* _Required action_: Nothing but the lines from the top of the following entries through the line with "Q: How long" should be printed, exactly as they are.

━━━━━ Information given
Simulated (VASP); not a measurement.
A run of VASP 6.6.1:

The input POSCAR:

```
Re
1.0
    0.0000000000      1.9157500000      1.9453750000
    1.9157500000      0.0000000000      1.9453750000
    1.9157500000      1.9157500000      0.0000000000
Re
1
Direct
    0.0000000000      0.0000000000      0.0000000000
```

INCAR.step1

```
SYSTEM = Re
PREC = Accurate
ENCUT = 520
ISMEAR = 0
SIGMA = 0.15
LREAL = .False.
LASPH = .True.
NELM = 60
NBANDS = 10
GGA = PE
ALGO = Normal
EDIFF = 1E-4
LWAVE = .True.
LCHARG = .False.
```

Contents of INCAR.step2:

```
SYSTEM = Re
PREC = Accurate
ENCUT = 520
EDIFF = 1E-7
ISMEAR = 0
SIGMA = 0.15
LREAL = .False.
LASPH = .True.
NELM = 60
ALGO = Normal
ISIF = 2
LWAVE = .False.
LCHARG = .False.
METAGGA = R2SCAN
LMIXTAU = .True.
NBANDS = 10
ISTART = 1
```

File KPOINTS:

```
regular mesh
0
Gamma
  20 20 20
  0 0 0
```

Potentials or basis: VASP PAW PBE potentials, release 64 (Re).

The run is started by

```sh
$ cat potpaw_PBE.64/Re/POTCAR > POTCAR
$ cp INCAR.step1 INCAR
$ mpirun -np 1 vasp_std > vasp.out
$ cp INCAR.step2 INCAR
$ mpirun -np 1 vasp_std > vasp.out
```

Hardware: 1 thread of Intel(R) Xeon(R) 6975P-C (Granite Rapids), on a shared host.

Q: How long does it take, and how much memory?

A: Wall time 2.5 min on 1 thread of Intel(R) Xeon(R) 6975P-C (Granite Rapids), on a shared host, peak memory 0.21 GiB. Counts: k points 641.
━━━━━━━━━━

* _Exercise answer_:
Simulated (VASP); not a measurement.
A run of VASP 6.6.1:

The input POSCAR:

```
Re
1.0
    0.0000000000      1.9157500000      1.9453750000
    1.9157500000      0.0000000000      1.9453750000
    1.9157500000      1.9157500000      0.0000000000
Re
1
Direct
    0.0000000000      0.0000000000      0.0000000000
```

INCAR.step1

```
SYSTEM = Re
PREC = Accurate
ENCUT = 520
ISMEAR = 0
SIGMA = 0.15
LREAL = .False.
LASPH = .True.
NELM = 60
NBANDS = 10
GGA = PE
ALGO = Normal
EDIFF = 1E-4
LWAVE = .True.
LCHARG = .False.
```

Contents of INCAR.step2:

```
SYSTEM = Re
PREC = Accurate
ENCUT = 520
EDIFF = 1E-7
ISMEAR = 0
SIGMA = 0.15
LREAL = .False.
LASPH = .True.
NELM = 60
ALGO = Normal
ISIF = 2
LWAVE = .False.
LCHARG = .False.
METAGGA = R2SCAN
LMIXTAU = .True.
NBANDS = 10
ISTART = 1
```

File KPOINTS:

```
regular mesh
0
Gamma
  20 20 20
  0 0 0
```

Potentials or basis: VASP PAW PBE potentials, release 64 (Re).

The run is started by

```sh
$ cat potpaw_PBE.64/Re/POTCAR > POTCAR
$ cp INCAR.step1 INCAR
$ mpirun -np 1 vasp_std > vasp.out
$ cp INCAR.step2 INCAR
$ mpirun -np 1 vasp_std > vasp.out
```

Hardware: 1 thread of Intel(R) Xeon(R) 6975P-C (Granite Rapids), on a shared host.

Q: How long does it take, and how much memory?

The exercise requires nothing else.